▶ _EXERCISE_
Please retype the records below exactly, from the first line down to and including the line with "4. Bands: 3T2".

▶ _MATERIAL PROVIDED_
▬▬▬▬▬▬▬▬▬▬

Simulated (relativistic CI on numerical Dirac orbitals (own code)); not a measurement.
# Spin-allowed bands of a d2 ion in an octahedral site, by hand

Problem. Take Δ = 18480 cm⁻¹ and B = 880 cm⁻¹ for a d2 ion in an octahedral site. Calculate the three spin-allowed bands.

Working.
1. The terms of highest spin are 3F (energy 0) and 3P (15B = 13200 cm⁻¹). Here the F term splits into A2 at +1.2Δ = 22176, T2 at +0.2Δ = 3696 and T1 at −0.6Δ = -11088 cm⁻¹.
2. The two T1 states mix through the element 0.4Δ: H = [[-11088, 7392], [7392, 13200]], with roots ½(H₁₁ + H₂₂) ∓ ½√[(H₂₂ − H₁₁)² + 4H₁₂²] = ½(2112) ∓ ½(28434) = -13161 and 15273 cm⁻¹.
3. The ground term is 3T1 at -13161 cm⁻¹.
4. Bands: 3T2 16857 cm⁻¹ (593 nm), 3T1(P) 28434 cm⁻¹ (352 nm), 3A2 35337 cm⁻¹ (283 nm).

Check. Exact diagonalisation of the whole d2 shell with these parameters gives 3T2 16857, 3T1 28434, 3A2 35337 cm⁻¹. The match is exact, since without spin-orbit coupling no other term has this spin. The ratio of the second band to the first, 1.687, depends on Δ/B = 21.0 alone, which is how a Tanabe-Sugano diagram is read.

▬▬▬▬▬▬▬▬▬▬

▶ _ANSWER AREA_
Simulated (relativistic CI on numerical Dirac orbitals (own code)); not a measurement.
# Spin-allowed bands of a d2 ion in an octahedral site, by hand

Problem. Take Δ = 18480 cm⁻¹ and B = 880 cm⁻¹ for a d2 ion in an octahedral site. Calculate the three spin-allowed bands.

Working.
1. The terms of highest spin are 3F (energy 0) and 3P (15B = 13200 cm⁻¹). Here the F term splits into A2 at +1.2Δ = 22176, T2 at +0.2Δ = 3696 and T1 at −0.6Δ = -11088 cm⁻¹.
2. The two T1 states mix through the element 0.4Δ: H = [[-11088, 7392], [7392, 13200]], with roots ½(H₁₁ + H₂₂) ∓ ½√[(H₂₂ − H₁₁)² + 4H₁₂²] = ½(2112) ∓ ½(28434) = -13161 and 15273 cm⁻¹.
3. The ground term is 3T1 at -13161 cm⁻¹.
4. Bands: 3T2 16857 cm⁻¹ (593 nm), 3T1(P) 28434 cm⁻¹ (352 nm), 3A2 35337 cm⁻¹ (283 nm).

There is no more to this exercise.